After finding the line containing "# Ta (I4/mmm) in VASP: a series of runs" below, please output that line and each following one through the line containing "## 1. The cell of the first run", exactly as written.

Dataset entries Block Start

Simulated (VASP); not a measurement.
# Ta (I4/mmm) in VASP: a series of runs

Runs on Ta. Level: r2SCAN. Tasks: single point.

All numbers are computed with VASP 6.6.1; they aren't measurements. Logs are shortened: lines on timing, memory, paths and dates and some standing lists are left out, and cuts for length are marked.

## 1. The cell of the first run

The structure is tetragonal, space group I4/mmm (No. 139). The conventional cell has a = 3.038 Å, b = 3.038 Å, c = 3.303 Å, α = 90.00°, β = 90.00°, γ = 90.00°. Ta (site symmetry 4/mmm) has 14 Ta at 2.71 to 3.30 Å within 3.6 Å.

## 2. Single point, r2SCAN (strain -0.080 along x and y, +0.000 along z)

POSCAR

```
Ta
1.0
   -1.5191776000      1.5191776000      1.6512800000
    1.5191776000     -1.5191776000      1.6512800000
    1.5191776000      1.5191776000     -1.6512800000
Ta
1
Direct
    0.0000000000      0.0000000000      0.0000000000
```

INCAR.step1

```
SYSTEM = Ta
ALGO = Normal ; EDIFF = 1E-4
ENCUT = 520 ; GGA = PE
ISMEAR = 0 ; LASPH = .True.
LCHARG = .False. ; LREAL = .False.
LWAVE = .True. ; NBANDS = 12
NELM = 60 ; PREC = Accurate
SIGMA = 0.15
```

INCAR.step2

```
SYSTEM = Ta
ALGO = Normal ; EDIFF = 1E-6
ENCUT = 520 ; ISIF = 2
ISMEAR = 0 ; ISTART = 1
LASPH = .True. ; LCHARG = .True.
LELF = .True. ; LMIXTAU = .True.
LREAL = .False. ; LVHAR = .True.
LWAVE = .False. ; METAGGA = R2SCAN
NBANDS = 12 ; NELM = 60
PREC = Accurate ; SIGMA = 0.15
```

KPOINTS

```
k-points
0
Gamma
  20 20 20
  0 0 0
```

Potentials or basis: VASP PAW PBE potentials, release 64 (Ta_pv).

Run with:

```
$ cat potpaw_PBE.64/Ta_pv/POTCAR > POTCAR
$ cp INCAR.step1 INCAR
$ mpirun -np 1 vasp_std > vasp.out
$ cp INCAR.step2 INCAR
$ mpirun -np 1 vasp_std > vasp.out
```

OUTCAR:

Dataset entries Block End

**Reply**.
# Ta (I4/mmm) in VASP: a series of runs

Runs on Ta. Level: r2SCAN. Tasks: single point.

All numbers are computed with VASP 6.6.1; they aren't measurements. Logs are shortened: lines on timing, memory, paths and dates and some standing lists are left out, and cuts for length are marked.

## 1. The cell of the first run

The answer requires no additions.